• _Information shown_
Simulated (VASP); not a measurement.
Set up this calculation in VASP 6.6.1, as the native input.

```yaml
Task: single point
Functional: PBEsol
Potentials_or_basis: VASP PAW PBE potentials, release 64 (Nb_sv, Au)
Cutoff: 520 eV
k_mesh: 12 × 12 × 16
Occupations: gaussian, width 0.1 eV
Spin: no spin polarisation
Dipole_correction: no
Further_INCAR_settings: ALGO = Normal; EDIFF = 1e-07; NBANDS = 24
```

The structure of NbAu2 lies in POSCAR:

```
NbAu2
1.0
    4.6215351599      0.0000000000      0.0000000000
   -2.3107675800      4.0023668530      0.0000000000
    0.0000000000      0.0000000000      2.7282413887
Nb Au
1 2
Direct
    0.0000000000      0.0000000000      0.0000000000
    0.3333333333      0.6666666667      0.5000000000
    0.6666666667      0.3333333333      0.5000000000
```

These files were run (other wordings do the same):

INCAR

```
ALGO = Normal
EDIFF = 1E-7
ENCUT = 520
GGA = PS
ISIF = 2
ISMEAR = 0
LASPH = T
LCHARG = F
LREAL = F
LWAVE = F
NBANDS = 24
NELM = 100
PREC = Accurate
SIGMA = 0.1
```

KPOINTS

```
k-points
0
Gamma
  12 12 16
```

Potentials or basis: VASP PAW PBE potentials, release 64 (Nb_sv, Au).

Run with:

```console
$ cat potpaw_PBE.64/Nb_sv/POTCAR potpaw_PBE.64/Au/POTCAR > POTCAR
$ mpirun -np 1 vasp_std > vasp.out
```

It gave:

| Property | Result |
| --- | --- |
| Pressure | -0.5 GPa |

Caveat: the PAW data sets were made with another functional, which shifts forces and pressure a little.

• _Work item_
Write out the full listing exactly as given.

• _Written solution_
Simulated (VASP); not a measurement.
Set up this calculation in VASP 6.6.1, as the native input.

```yaml
Task: single point
Functional: PBEsol
Potentials_or_basis: VASP PAW PBE potentials, release 64 (Nb_sv, Au)
Cutoff: 520 eV
k_mesh: 12 × 12 × 16
Occupations: gaussian, width 0.1 eV
Spin: no spin polarisation
Dipole_correction: no
Further_INCAR_settings: ALGO = Normal; EDIFF = 1e-07; NBANDS = 24
```

The structure of NbAu2 lies in POSCAR:

```
NbAu2
1.0
    4.6215351599      0.0000000000      0.0000000000
   -2.3107675800      4.0023668530      0.0000000000
    0.0000000000      0.0000000000      2.7282413887
Nb Au
1 2
Direct
    0.0000000000      0.0000000000      0.0000000000
    0.3333333333      0.6666666667      0.5000000000
    0.6666666667      0.3333333333      0.5000000000
```

These files were run (other wordings do the same):

INCAR

```
ALGO = Normal
EDIFF = 1E-7
ENCUT = 520
GGA = PS
ISIF = 2
ISMEAR = 0
LASPH = T
LCHARG = F
LREAL = F
LWAVE = F
NBANDS = 24
NELM = 100
PREC = Accurate
SIGMA = 0.1
```

KPOINTS

```
k-points
0
Gamma
  12 12 16
```

Potentials or basis: VASP PAW PBE potentials, release 64 (Nb_sv, Au).

Run with:

```console
$ cat potpaw_PBE.64/Nb_sv/POTCAR potpaw_PBE.64/Au/POTCAR > POTCAR
$ mpirun -np 1 vasp_std > vasp.out
```

It gave:

| Property | Result |
| --- | --- |
| Pressure | -0.5 GPa |

Caveat: the PAW data sets were made with another functional, which shifts forces and pressure a little.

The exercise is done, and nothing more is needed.